Action item
Here the job is to return only the lines of the material, exactly, from the first one to the line with "Alike in all".

Recorded data
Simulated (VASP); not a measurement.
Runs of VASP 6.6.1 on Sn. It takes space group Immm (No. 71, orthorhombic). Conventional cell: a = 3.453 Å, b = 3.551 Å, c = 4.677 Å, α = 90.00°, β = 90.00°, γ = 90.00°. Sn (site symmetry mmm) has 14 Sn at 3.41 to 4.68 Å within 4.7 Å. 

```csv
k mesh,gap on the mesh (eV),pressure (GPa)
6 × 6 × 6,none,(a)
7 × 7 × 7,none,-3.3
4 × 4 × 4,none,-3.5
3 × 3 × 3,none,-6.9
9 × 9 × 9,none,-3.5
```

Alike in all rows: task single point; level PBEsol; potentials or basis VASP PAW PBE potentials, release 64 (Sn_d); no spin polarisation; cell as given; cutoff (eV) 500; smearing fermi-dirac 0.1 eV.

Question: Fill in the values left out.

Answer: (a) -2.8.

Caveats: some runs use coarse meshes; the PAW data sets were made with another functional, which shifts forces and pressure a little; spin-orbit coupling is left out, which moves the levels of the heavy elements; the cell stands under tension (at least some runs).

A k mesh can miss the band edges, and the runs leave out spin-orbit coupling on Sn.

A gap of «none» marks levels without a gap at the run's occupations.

Answer area
Simulated (VASP); not a measurement.
Runs of VASP 6.6.1 on Sn. It takes space group Immm (No. 71, orthorhombic). Conventional cell: a = 3.453 Å, b = 3.551 Å, c = 4.677 Å, α = 90.00°, β = 90.00°, γ = 90.00°. Sn (site symmetry mmm) has 14 Sn at 3.41 to 4.68 Å within 4.7 Å. 

```csv
k mesh,gap on the mesh (eV),pressure (GPa)
6 × 6 × 6,none,(a)
7 × 7 × 7,none,-3.3
4 × 4 × 4,none,-3.5
3 × 3 × 3,none,-6.9
9 × 9 × 9,none,-3.5
```

Alike in all rows: task single point; level PBEsol; potentials or basis VASP PAW PBE potentials, release 64 (Sn_d); no spin polarisation; cell as given; cutoff (eV) 500; smearing fermi-dirac 0.1 eV.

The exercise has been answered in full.